Action item
Stop after the line containing "A nudged elastic": print each line exactly from the first line of the listing up to that point.

Excerpted data
• • • •

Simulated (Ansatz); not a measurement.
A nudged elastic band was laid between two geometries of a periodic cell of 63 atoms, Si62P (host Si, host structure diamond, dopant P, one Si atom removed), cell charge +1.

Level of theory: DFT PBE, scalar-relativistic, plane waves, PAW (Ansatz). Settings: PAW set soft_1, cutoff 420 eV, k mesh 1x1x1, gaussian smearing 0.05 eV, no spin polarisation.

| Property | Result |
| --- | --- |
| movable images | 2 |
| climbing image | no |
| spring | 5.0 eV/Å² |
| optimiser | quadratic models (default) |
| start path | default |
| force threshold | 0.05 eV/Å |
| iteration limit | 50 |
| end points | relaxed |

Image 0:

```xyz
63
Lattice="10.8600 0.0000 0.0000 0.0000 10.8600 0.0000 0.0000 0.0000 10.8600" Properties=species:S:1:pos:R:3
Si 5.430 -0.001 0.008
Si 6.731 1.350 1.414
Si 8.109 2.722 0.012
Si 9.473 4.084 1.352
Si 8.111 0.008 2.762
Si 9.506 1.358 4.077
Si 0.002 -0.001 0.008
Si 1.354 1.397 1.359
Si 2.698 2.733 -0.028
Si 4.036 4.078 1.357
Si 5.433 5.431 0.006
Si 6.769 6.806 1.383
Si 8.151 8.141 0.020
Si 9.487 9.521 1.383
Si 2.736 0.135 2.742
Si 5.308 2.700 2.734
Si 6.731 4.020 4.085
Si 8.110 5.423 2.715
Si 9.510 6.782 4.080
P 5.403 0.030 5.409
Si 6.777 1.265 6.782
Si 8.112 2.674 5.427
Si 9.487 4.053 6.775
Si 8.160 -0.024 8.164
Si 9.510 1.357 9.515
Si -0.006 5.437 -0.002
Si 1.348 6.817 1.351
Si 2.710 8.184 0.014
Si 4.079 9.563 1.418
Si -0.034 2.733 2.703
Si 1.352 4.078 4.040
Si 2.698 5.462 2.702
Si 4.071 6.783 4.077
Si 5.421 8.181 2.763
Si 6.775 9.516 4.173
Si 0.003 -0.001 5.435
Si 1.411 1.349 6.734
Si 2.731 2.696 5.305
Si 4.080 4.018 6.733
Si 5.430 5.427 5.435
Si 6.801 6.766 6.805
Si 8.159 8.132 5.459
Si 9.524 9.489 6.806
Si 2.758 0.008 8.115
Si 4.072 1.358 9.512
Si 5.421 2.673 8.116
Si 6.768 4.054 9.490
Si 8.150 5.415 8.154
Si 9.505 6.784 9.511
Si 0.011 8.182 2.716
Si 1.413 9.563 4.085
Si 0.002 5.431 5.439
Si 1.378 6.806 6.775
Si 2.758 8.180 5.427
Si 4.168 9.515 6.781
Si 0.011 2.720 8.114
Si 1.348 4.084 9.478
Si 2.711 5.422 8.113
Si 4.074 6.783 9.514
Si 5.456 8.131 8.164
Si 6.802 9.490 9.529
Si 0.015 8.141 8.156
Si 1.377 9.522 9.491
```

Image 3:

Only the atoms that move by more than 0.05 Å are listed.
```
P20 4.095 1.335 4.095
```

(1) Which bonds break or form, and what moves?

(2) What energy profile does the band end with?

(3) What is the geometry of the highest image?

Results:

• • • •

Your solution
Simulated (Ansatz); not a measurement.
A nudged elastic band was laid between two geometries of a periodic cell of 63 atoms, Si62P (host Si, host structure diamond, dopant P, one Si atom removed), cell charge +1.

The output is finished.